▶ **Requirement**:
The answer must restate every entry below word for word.

▶ **Data provided**:
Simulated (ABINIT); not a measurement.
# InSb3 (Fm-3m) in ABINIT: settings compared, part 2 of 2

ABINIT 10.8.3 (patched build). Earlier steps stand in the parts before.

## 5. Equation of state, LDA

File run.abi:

▶ **Response**:
Simulated (ABINIT); not a measurement.
# InSb3 (Fm-3m) in ABINIT: settings compared, part 2 of 2

ABINIT 10.8.3 (patched build). Earlier steps stand in the parts before.

## 5. Equation of state, LDA

File run.abi:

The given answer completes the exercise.